**Given information:**
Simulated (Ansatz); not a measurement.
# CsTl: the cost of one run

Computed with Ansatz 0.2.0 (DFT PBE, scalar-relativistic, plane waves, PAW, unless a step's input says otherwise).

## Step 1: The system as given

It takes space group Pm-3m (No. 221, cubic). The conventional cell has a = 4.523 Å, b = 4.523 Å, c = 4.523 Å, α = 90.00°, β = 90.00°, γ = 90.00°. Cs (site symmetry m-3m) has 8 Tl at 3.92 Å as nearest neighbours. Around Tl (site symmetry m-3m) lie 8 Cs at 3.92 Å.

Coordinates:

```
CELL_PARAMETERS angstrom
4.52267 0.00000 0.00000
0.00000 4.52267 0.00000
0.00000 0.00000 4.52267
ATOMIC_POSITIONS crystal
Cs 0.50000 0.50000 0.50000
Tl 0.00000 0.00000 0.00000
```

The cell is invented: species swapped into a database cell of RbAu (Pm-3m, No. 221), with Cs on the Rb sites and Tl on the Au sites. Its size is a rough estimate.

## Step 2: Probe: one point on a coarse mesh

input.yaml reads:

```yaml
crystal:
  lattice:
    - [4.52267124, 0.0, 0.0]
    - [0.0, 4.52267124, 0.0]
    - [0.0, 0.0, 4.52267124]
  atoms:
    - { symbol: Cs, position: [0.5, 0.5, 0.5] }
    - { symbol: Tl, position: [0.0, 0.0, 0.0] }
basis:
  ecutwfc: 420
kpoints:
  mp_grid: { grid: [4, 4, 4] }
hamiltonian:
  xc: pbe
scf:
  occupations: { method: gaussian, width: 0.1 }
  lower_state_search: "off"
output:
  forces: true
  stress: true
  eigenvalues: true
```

**Exercise:** Every entry is to be returned exactly, with nothing dropped.

**Exercise output:**
Simulated (Ansatz); not a measurement.
# CsTl: the cost of one run

Computed with Ansatz 0.2.0 (DFT PBE, scalar-relativistic, plane waves, PAW, unless a step's input says otherwise).

## Step 1: The system as given

It takes space group Pm-3m (No. 221, cubic). The conventional cell has a = 4.523 Å, b = 4.523 Å, c = 4.523 Å, α = 90.00°, β = 90.00°, γ = 90.00°. Cs (site symmetry m-3m) has 8 Tl at 3.92 Å as nearest neighbours. Around Tl (site symmetry m-3m) lie 8 Cs at 3.92 Å.

Coordinates:

```
CELL_PARAMETERS angstrom
4.52267 0.00000 0.00000
0.00000 4.52267 0.00000
0.00000 0.00000 4.52267
ATOMIC_POSITIONS crystal
Cs 0.50000 0.50000 0.50000
Tl 0.00000 0.00000 0.00000
```

The cell is invented: species swapped into a database cell of RbAu (Pm-3m, No. 221), with Cs on the Rb sites and Tl on the Au sites. Its size is a rough estimate.

## Step 2: Probe: one point on a coarse mesh

input.yaml reads:

```yaml
crystal:
  lattice:
    - [4.52267124, 0.0, 0.0]
    - [0.0, 4.52267124, 0.0]
    - [0.0, 0.0, 4.52267124]
  atoms:
    - { symbol: Cs, position: [0.5, 0.5, 0.5] }
    - { symbol: Tl, position: [0.0, 0.0, 0.0] }
basis:
  ecutwfc: 420
kpoints:
  mp_grid: { grid: [4, 4, 4] }
hamiltonian:
  xc: pbe
scf:
  occupations: { method: gaussian, width: 0.1 }
  lower_state_search: "off"
output:
  forces: true
  stress: true
  eigenvalues: true
```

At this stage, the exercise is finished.